If a line contains "It is relaxed", it is the last one to write out; begin with the first line of the records and copy each exactly.

====== Data section

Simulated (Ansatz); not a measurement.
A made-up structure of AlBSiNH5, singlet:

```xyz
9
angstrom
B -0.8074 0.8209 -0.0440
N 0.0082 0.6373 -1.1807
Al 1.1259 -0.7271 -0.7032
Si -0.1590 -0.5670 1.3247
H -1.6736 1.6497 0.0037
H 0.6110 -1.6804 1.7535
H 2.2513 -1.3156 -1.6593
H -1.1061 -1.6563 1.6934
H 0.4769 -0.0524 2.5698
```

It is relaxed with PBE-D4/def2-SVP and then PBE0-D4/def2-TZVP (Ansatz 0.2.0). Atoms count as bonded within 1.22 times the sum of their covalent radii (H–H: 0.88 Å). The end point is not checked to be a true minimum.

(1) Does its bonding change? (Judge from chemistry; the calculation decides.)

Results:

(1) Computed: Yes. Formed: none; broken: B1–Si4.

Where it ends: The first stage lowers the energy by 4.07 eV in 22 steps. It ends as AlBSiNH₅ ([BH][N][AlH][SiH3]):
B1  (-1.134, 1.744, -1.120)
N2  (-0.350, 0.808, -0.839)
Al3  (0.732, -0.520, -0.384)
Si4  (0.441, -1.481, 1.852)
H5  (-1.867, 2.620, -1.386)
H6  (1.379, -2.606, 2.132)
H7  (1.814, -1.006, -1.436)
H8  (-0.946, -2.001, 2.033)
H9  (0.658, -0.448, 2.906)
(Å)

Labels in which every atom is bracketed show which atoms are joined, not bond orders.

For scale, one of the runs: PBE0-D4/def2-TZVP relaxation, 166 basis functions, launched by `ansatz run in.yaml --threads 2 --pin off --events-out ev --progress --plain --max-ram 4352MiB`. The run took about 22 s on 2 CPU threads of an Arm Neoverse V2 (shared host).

============

#### Exercise output:
Simulated (Ansatz); not a measurement.
A made-up structure of AlBSiNH5, singlet:

```xyz
9
angstrom
B -0.8074 0.8209 -0.0440
N 0.0082 0.6373 -1.1807
Al 1.1259 -0.7271 -0.7032
Si -0.1590 -0.5670 1.3247
H -1.6736 1.6497 0.0037
H 0.6110 -1.6804 1.7535
H 2.2513 -1.3156 -1.6593
H -1.1061 -1.6563 1.6934
H 0.4769 -0.0524 2.5698
```

It is relaxed with PBE-D4/def2-SVP and then PBE0-D4/def2-TZVP (Ansatz 0.2.0). Atoms count as bonded within 1.22 times the sum of their covalent radii (H–H: 0.88 Å). The end point is not checked to be a true minimum.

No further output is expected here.